---------- Data records ----------

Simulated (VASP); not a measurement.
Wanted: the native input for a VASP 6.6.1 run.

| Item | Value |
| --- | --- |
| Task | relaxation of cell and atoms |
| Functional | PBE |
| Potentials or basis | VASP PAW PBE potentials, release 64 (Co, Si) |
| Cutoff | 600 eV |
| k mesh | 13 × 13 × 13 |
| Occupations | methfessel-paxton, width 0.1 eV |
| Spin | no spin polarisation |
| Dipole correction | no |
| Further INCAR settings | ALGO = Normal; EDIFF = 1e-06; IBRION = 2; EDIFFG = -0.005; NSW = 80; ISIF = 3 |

----------

### [Required action]
Repeat all the records. Match each line exactly.

### [Written response]
Simulated (VASP); not a measurement.
Wanted: the native input for a VASP 6.6.1 run.

| Item | Value |
| --- | --- |
| Task | relaxation of cell and atoms |
| Functional | PBE |
| Potentials or basis | VASP PAW PBE potentials, release 64 (Co, Si) |
| Cutoff | 600 eV |
| k mesh | 13 × 13 × 13 |
| Occupations | methfessel-paxton, width 0.1 eV |
| Spin | no spin polarisation |
| Dipole correction | no |
| Further INCAR settings | ALGO = Normal; EDIFF = 1e-06; IBRION = 2; EDIFFG = -0.005; NSW = 80; ISIF = 3 |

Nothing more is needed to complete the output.